ACTION ITEM.
Print out the data below. Do not alter a single line.

DATA RECORDS.
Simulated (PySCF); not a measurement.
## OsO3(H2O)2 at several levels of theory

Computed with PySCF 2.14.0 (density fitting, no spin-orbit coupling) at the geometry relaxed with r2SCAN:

EXERCISE RESPONSE.
Simulated (PySCF); not a measurement.
## OsO3(H2O)2 at several levels of theory

Computed with PySCF 2.14.0 (density fitting, no spin-orbit coupling) at the geometry relaxed with r2SCAN:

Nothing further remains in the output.